**Exercise data:**
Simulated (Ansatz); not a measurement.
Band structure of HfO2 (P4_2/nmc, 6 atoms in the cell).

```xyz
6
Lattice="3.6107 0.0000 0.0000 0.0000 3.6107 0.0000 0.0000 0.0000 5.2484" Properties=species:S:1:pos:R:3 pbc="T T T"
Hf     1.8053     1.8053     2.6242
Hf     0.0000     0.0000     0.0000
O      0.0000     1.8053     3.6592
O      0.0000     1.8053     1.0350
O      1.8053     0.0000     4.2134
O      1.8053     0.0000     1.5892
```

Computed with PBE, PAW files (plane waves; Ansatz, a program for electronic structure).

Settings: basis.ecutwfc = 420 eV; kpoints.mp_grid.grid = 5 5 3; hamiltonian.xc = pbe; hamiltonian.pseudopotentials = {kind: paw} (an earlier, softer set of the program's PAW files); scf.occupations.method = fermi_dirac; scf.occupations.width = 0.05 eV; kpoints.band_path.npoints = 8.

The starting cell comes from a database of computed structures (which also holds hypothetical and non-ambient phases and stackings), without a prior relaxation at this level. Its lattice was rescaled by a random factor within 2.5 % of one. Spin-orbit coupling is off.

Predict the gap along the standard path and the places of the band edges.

**Work order:**
Please retype the data above exactly, including every line.

**Exercise output:**
Simulated (Ansatz); not a measurement.
Band structure of HfO2 (P4_2/nmc, 6 atoms in the cell).

```xyz
6
Lattice="3.6107 0.0000 0.0000 0.0000 3.6107 0.0000 0.0000 0.0000 5.2484" Properties=species:S:1:pos:R:3 pbc="T T T"
Hf     1.8053     1.8053     2.6242
Hf     0.0000     0.0000     0.0000
O      0.0000     1.8053     3.6592
O      0.0000     1.8053     1.0350
O      1.8053     0.0000     4.2134
O      1.8053     0.0000     1.5892
```

Computed with PBE, PAW files (plane waves; Ansatz, a program for electronic structure).

Settings: basis.ecutwfc = 420 eV; kpoints.mp_grid.grid = 5 5 3; hamiltonian.xc = pbe; hamiltonian.pseudopotentials = {kind: paw} (an earlier, softer set of the program's PAW files); scf.occupations.method = fermi_dirac; scf.occupations.width = 0.05 eV; kpoints.band_path.npoints = 8.

The starting cell comes from a database of computed structures (which also holds hypothetical and non-ambient phases and stackings), without a prior relaxation at this level. Its lattice was rescaled by a random factor within 2.5 % of one. Spin-orbit coupling is off.

Predict the gap along the standard path and the places of the band edges.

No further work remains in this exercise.